__RAW DATA__:
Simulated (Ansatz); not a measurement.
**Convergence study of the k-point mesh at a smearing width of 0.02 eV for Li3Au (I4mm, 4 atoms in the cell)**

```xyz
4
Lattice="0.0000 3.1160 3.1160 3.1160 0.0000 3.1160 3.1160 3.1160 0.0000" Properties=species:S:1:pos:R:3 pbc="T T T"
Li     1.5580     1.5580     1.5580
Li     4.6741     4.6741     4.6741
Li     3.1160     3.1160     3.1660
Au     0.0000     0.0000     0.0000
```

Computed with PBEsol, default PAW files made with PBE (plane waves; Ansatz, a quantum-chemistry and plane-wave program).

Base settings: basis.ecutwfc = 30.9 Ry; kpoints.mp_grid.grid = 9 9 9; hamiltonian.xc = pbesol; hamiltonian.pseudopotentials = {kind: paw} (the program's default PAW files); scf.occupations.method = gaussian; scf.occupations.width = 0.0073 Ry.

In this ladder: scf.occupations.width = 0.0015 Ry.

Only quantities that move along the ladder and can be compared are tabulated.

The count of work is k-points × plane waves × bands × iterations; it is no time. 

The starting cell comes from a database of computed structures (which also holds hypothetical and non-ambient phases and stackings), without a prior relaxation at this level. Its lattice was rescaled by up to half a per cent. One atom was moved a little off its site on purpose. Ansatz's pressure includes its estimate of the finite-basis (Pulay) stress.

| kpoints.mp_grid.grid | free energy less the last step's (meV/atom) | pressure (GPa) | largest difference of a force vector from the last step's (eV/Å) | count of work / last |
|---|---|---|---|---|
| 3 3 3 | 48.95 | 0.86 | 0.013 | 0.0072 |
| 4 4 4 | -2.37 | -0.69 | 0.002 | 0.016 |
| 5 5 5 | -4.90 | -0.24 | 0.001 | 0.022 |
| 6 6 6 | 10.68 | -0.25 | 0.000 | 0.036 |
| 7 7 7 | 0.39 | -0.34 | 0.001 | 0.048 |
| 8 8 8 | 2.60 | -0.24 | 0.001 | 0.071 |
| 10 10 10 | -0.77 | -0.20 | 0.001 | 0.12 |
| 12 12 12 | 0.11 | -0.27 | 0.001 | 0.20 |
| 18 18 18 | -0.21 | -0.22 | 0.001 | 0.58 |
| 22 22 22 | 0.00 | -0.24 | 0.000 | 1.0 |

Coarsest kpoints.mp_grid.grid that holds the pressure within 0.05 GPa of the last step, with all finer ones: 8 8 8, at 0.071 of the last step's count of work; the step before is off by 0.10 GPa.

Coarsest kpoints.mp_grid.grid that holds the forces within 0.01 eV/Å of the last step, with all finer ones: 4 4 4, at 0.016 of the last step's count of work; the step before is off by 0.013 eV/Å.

__REQUIRED ACTION__:
Go to the line with "Only quantities that" in the entries above and repeat every line from there through the line with "0.001 | 0.20 |", exactly and with no other text.

__RESPONSE__:
Only quantities that move along the ladder and can be compared are tabulated.

The count of work is k-points × plane waves × bands × iterations; it is no time. 

The starting cell comes from a database of computed structures (which also holds hypothetical and non-ambient phases and stackings), without a prior relaxation at this level. Its lattice was rescaled by up to half a per cent. One atom was moved a little off its site on purpose. Ansatz's pressure includes its estimate of the finite-basis (Pulay) stress.

| kpoints.mp_grid.grid | free energy less the last step's (meV/atom) | pressure (GPa) | largest difference of a force vector from the last step's (eV/Å) | count of work / last |
|---|---|---|---|---|
| 3 3 3 | 48.95 | 0.86 | 0.013 | 0.0072 |
| 4 4 4 | -2.37 | -0.69 | 0.002 | 0.016 |
| 5 5 5 | -4.90 | -0.24 | 0.001 | 0.022 |
| 6 6 6 | 10.68 | -0.25 | 0.000 | 0.036 |
| 7 7 7 | 0.39 | -0.34 | 0.001 | 0.048 |
| 8 8 8 | 2.60 | -0.24 | 0.001 | 0.071 |
| 10 10 10 | -0.77 | -0.20 | 0.001 | 0.12 |
| 12 12 12 | 0.11 | -0.27 | 0.001 | 0.20 |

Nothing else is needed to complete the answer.